* **WORK REQUEST**
Your task is to repeat the entries exactly from their first line through the line with "- 0.03564, ionic strength: 13.0", and to stop there.

::: DATA RECORDS :::

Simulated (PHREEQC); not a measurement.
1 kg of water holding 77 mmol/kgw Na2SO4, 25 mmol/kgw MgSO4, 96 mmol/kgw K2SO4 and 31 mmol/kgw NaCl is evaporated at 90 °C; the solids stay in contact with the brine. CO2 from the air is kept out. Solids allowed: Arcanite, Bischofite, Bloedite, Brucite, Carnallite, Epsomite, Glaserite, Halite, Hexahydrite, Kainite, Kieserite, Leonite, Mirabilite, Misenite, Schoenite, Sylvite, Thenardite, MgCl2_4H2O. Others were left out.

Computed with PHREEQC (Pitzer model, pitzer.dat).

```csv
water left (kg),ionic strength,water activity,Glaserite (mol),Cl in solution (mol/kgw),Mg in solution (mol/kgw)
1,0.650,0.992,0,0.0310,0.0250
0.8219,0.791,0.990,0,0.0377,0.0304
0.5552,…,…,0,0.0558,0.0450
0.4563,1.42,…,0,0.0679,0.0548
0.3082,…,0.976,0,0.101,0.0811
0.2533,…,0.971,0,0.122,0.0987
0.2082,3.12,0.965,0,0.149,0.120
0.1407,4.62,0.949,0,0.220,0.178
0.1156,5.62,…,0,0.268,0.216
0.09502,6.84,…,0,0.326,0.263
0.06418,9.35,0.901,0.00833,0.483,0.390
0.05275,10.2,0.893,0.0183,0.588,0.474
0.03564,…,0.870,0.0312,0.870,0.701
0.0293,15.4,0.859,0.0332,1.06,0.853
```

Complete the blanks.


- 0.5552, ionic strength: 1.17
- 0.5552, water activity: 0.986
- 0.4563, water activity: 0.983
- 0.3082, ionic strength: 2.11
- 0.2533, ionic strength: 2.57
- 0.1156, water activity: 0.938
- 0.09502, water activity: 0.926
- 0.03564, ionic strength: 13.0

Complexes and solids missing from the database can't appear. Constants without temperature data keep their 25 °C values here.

:::

* **ANSWER BOX**
Simulated (PHREEQC); not a measurement.
1 kg of water holding 77 mmol/kgw Na2SO4, 25 mmol/kgw MgSO4, 96 mmol/kgw K2SO4 and 31 mmol/kgw NaCl is evaporated at 90 °C; the solids stay in contact with the brine. CO2 from the air is kept out. Solids allowed: Arcanite, Bischofite, Bloedite, Brucite, Carnallite, Epsomite, Glaserite, Halite, Hexahydrite, Kainite, Kieserite, Leonite, Mirabilite, Misenite, Schoenite, Sylvite, Thenardite, MgCl2_4H2O. Others were left out.

Computed with PHREEQC (Pitzer model, pitzer.dat).

```csv
water left (kg),ionic strength,water activity,Glaserite (mol),Cl in solution (mol/kgw),Mg in solution (mol/kgw)
1,0.650,0.992,0,0.0310,0.0250
0.8219,0.791,0.990,0,0.0377,0.0304
0.5552,…,…,0,0.0558,0.0450
0.4563,1.42,…,0,0.0679,0.0548
0.3082,…,0.976,0,0.101,0.0811
0.2533,…,0.971,0,0.122,0.0987
0.2082,3.12,0.965,0,0.149,0.120
0.1407,4.62,0.949,0,0.220,0.178
0.1156,5.62,…,0,0.268,0.216
0.09502,6.84,…,0,0.326,0.263
0.06418,9.35,0.901,0.00833,0.483,0.390
0.05275,10.2,0.893,0.0183,0.588,0.474
0.03564,…,0.870,0.0312,0.870,0.701
0.0293,15.4,0.859,0.0332,1.06,0.853
```

Complete the blanks.


- 0.5552, ionic strength: 1.17
- 0.5552, water activity: 0.986
- 0.4563, water activity: 0.983
- 0.3082, ionic strength: 2.11
- 0.2533, ionic strength: 2.57
- 0.1156, water activity: 0.938
- 0.09502, water activity: 0.926
- 0.03564, ionic strength: 13.0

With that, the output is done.